RECORD SET:
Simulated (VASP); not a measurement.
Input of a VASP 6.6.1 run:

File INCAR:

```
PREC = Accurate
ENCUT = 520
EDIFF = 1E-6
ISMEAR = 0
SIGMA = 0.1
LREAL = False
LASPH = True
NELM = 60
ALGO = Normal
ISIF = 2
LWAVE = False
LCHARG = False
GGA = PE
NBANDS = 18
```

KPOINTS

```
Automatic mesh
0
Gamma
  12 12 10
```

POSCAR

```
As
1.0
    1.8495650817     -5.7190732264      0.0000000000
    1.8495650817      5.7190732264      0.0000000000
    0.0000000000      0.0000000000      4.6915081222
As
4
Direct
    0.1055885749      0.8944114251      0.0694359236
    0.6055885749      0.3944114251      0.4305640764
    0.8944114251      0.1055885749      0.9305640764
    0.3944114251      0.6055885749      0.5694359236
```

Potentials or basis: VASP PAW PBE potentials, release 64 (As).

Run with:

ASSIGNED TASK: Wherever the line holding "Input of a VASP" falls in the entries above, copy exactly from it through the line holding "Potentials or basis: VASP", inclusive, and add nothing.

PROBLEM SOLUTION:
Input of a VASP 6.6.1 run:

File INCAR:

```
PREC = Accurate
ENCUT = 520
EDIFF = 1E-6
ISMEAR = 0
SIGMA = 0.1
LREAL = False
LASPH = True
NELM = 60
ALGO = Normal
ISIF = 2
LWAVE = False
LCHARG = False
GGA = PE
NBANDS = 18
```

KPOINTS

```
Automatic mesh
0
Gamma
  12 12 10
```

POSCAR

```
As
1.0
    1.8495650817     -5.7190732264      0.0000000000
    1.8495650817      5.7190732264      0.0000000000
    0.0000000000      0.0000000000      4.6915081222
As
4
Direct
    0.1055885749      0.8944114251      0.0694359236
    0.6055885749      0.3944114251      0.4305640764
    0.8944114251      0.1055885749      0.9305640764
    0.3944114251      0.6055885749      0.5694359236
```

Potentials or basis: VASP PAW PBE potentials, release 64 (As).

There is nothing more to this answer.